── Excerpted records

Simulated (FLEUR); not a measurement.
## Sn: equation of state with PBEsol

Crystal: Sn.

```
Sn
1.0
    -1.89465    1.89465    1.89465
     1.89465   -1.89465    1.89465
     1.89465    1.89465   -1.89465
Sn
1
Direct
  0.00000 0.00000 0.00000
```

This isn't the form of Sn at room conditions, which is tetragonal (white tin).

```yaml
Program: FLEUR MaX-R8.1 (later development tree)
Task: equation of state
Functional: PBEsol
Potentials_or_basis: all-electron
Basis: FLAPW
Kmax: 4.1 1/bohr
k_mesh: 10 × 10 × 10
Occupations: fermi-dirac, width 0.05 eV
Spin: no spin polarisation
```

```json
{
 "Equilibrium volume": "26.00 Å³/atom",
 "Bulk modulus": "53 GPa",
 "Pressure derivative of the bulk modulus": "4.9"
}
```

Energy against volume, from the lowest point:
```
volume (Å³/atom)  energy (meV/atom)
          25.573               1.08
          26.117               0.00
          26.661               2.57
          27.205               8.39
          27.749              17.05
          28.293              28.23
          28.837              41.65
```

────

Your answer must be every record above, retyped exactly.

Simulated (FLEUR); not a measurement.
## Sn: equation of state with PBEsol

Crystal: Sn.

```
Sn
1.0
    -1.89465    1.89465    1.89465
     1.89465   -1.89465    1.89465
     1.89465    1.89465   -1.89465
Sn
1
Direct
  0.00000 0.00000 0.00000
```

This isn't the form of Sn at room conditions, which is tetragonal (white tin).

```yaml
Program: FLEUR MaX-R8.1 (later development tree)
Task: equation of state
Functional: PBEsol
Potentials_or_basis: all-electron
Basis: FLAPW
Kmax: 4.1 1/bohr
k_mesh: 10 × 10 × 10
Occupations: fermi-dirac, width 0.05 eV
Spin: no spin polarisation
```

```json
{
 "Equilibrium volume": "26.00 Å³/atom",
 "Bulk modulus": "53 GPa",
 "Pressure derivative of the bulk modulus": "4.9"
}
```

Energy against volume, from the lowest point:
```
volume (Å³/atom)  energy (meV/atom)
          25.573               1.08
          26.117               0.00
          26.661               2.57
          27.205               8.39
          27.749              17.05
          28.293              28.23
          28.837              41.65
```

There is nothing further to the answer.